======
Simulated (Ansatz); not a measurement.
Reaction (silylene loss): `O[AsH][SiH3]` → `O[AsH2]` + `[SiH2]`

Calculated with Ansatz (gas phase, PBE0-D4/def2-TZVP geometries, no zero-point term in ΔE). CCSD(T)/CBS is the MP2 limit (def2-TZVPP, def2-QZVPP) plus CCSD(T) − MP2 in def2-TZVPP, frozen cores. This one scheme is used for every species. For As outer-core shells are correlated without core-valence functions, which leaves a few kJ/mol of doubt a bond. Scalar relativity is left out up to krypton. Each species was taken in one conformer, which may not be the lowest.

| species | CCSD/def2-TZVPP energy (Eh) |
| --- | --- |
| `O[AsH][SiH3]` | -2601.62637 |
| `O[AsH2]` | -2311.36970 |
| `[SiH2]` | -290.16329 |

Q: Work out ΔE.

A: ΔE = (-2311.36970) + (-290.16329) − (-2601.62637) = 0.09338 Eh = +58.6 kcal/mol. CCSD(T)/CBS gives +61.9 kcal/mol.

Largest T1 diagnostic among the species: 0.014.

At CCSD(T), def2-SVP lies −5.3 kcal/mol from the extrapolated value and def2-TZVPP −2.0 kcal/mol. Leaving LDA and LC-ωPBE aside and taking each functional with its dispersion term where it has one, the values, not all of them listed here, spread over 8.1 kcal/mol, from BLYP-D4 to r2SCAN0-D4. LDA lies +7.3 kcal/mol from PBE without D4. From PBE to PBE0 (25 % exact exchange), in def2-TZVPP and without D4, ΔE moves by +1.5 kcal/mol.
======

● Work item
Please transcribe exactly the lines above from the line that has "Q: Work out ΔE." up to and including the line that has "Largest T1 diagnostic"; no other line belongs in the answer.

● Task output
Q: Work out ΔE.

A: ΔE = (-2311.36970) + (-290.16329) − (-2601.62637) = 0.09338 Eh = +58.6 kcal/mol. CCSD(T)/CBS gives +61.9 kcal/mol.

Largest T1 diagnostic among the species: 0.014.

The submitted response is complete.